### [Assigned task]
Could each entry below be printed again exactly as given?

### [Material supplied]
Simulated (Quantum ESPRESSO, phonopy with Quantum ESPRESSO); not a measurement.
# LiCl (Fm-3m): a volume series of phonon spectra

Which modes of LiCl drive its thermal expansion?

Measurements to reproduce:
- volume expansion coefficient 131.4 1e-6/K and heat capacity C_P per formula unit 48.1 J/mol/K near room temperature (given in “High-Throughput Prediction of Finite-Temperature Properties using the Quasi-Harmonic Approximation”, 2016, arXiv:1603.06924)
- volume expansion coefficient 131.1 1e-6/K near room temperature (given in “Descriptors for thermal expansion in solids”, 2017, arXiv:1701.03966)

### [Your solution]
Simulated (Quantum ESPRESSO, phonopy with Quantum ESPRESSO); not a measurement.
# LiCl (Fm-3m): a volume series of phonon spectra

Which modes of LiCl drive its thermal expansion?

Measurements to reproduce:
- volume expansion coefficient 131.4 1e-6/K and heat capacity C_P per formula unit 48.1 J/mol/K near room temperature (given in “High-Throughput Prediction of Finite-Temperature Properties using the Quasi-Harmonic Approximation”, 2016, arXiv:1603.06924)
- volume expansion coefficient 131.1 1e-6/K near room temperature (given in “Descriptors for thermal expansion in solids”, 2017, arXiv:1701.03966)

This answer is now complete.